- **WORK ITEM**
Every single record below is to be reproduced exactly.

- **RECORD SET**
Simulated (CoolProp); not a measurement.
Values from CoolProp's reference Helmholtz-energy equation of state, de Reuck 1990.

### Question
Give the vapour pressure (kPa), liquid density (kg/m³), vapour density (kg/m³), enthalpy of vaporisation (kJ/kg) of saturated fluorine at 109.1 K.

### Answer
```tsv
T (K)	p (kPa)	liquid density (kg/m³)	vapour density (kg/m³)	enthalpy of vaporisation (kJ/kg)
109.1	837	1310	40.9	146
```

- **EXERCISE RESPONSE**
Simulated (CoolProp); not a measurement.
Values from CoolProp's reference Helmholtz-energy equation of state, de Reuck 1990.

### Question
Give the vapour pressure (kPa), liquid density (kg/m³), vapour density (kg/m³), enthalpy of vaporisation (kJ/kg) of saturated fluorine at 109.1 K.

### Answer
```tsv
T (K)	p (kPa)	liquid density (kg/m³)	vapour density (kg/m³)	enthalpy of vaporisation (kJ/kg)
109.1	837	1310	40.9	146
```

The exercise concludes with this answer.